Brief
The listing below must be duplicated in full, with nothing altered.

Extracted data section start
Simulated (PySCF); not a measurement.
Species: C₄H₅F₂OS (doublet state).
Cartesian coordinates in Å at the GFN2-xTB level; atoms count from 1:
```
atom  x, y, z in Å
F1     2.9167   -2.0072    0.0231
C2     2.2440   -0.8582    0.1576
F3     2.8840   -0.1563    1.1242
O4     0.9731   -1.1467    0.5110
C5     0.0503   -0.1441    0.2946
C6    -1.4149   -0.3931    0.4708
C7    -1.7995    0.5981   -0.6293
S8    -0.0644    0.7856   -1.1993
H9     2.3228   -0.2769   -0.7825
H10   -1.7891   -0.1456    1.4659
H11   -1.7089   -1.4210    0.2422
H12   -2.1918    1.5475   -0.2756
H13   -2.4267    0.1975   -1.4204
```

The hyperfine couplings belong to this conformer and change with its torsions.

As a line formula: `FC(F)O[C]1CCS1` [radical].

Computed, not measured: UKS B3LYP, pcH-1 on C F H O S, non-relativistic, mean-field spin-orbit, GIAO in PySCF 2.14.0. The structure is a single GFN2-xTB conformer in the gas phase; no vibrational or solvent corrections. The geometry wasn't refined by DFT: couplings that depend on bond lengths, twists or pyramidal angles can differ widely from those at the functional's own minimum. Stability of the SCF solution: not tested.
Extracted data section end

Your solution
Simulated (PySCF); not a measurement.
Species: C₄H₅F₂OS (doublet state).
Cartesian coordinates in Å at the GFN2-xTB level; atoms count from 1:
```
atom  x, y, z in Å
F1     2.9167   -2.0072    0.0231
C2     2.2440   -0.8582    0.1576
F3     2.8840   -0.1563    1.1242
O4     0.9731   -1.1467    0.5110
C5     0.0503   -0.1441    0.2946
C6    -1.4149   -0.3931    0.4708
C7    -1.7995    0.5981   -0.6293
S8    -0.0644    0.7856   -1.1993
H9     2.3228   -0.2769   -0.7825
H10   -1.7891   -0.1456    1.4659
H11   -1.7089   -1.4210    0.2422
H12   -2.1918    1.5475   -0.2756
H13   -2.4267    0.1975   -1.4204
```

The hyperfine couplings belong to this conformer and change with its torsions.

As a line formula: `FC(F)O[C]1CCS1` [radical].

Computed, not measured: UKS B3LYP, pcH-1 on C F H O S, non-relativistic, mean-field spin-orbit, GIAO in PySCF 2.14.0. The structure is a single GFN2-xTB conformer in the gas phase; no vibrational or solvent corrections. The geometry wasn't refined by DFT: couplings that depend on bond lengths, twists or pyramidal angles can differ widely from those at the functional's own minimum. Stability of the SCF solution: not tested.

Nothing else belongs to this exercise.